::::
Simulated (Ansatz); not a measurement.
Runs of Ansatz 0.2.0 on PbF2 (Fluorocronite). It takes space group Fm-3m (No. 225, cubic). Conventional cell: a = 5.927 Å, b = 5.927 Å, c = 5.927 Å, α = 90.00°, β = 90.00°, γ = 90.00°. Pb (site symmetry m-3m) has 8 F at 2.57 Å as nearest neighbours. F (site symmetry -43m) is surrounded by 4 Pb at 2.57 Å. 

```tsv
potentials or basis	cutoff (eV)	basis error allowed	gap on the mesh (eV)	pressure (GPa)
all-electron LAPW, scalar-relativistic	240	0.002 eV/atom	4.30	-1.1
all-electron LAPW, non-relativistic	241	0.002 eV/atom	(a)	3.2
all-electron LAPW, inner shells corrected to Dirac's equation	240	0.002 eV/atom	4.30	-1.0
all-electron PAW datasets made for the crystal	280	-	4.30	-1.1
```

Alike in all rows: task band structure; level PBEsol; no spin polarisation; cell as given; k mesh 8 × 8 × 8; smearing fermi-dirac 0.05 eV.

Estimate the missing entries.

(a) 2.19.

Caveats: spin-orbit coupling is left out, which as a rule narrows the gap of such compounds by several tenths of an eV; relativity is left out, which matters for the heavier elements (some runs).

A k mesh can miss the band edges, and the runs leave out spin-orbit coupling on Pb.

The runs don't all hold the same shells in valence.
::::

Work item: From the first line of the data above through the line containing "Alike in all", set each line down again exactly; include both ends and omit everything else.

Answer area:
Simulated (Ansatz); not a measurement.
Runs of Ansatz 0.2.0 on PbF2 (Fluorocronite). It takes space group Fm-3m (No. 225, cubic). Conventional cell: a = 5.927 Å, b = 5.927 Å, c = 5.927 Å, α = 90.00°, β = 90.00°, γ = 90.00°. Pb (site symmetry m-3m) has 8 F at 2.57 Å as nearest neighbours. F (site symmetry -43m) is surrounded by 4 Pb at 2.57 Å. 

```tsv
potentials or basis	cutoff (eV)	basis error allowed	gap on the mesh (eV)	pressure (GPa)
all-electron LAPW, scalar-relativistic	240	0.002 eV/atom	4.30	-1.1
all-electron LAPW, non-relativistic	241	0.002 eV/atom	(a)	3.2
all-electron LAPW, inner shells corrected to Dirac's equation	240	0.002 eV/atom	4.30	-1.0
all-electron PAW datasets made for the crystal	280	-	4.30	-1.1
```

Alike in all rows: task band structure; level PBEsol; no spin polarisation; cell as given; k mesh 8 × 8 × 8; smearing fermi-dirac 0.05 eV.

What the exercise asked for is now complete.